=== Requirement ===
Reproduce the entries below exactly, but only from the line containing "δ = σ(ref) −" to the line containing "(1) Tabulate the", inclusive.

=== Given records ===
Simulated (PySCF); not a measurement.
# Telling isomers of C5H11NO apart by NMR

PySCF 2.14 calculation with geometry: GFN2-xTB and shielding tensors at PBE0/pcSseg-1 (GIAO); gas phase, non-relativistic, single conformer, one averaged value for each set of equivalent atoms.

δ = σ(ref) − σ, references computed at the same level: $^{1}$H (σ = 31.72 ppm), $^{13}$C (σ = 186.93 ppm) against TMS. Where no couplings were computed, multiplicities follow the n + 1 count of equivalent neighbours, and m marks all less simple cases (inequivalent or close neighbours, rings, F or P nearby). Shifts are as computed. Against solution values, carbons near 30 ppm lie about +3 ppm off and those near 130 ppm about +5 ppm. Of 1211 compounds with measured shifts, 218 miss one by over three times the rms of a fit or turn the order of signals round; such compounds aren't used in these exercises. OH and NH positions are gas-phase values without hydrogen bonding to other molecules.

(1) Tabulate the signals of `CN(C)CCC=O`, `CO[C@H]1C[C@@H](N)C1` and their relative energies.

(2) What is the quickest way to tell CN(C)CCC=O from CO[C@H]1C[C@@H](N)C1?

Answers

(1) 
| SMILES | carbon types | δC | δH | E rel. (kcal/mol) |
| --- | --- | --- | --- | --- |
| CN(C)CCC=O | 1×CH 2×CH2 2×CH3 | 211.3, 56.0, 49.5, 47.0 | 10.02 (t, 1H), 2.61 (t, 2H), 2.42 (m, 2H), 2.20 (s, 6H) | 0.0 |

=== Exercise answer ===
δ = σ(ref) − σ, references computed at the same level: $^{1}$H (σ = 31.72 ppm), $^{13}$C (σ = 186.93 ppm) against TMS. Where no couplings were computed, multiplicities follow the n + 1 count of equivalent neighbours, and m marks all less simple cases (inequivalent or close neighbours, rings, F or P nearby). Shifts are as computed. Against solution values, carbons near 30 ppm lie about +3 ppm off and those near 130 ppm about +5 ppm. Of 1211 compounds with measured shifts, 218 miss one by over three times the rms of a fit or turn the order of signals round; such compounds aren't used in these exercises. OH and NH positions are gas-phase values without hydrogen bonding to other molecules.

(1) Tabulate the signals of `CN(C)CCC=O`, `CO[C@H]1C[C@@H](N)C1` and their relative energies.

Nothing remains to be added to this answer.